Provided information below:
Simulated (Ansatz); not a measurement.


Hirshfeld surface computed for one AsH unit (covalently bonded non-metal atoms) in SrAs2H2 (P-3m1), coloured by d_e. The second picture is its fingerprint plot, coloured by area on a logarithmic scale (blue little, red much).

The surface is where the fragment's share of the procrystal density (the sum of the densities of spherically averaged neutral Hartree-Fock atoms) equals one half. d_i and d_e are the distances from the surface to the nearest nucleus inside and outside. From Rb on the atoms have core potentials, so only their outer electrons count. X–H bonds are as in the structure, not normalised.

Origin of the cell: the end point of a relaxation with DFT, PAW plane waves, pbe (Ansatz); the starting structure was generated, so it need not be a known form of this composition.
End of Provided information.

Work request:
Retype every entry word for word.

Answer section:
Simulated (Ansatz); not a measurement.


Hirshfeld surface computed for one AsH unit (covalently bonded non-metal atoms) in SrAs2H2 (P-3m1), coloured by d_e. The second picture is its fingerprint plot, coloured by area on a logarithmic scale (blue little, red much).

The surface is where the fragment's share of the procrystal density (the sum of the densities of spherically averaged neutral Hartree-Fock atoms) equals one half. d_i and d_e are the distances from the surface to the nearest nucleus inside and outside. From Rb on the atoms have core potentials, so only their outer electrons count. X–H bonds are as in the structure, not normalised.

Origin of the cell: the end point of a relaxation with DFT, PAW plane waves, pbe (Ansatz); the starting structure was generated, so it need not be a known form of this composition.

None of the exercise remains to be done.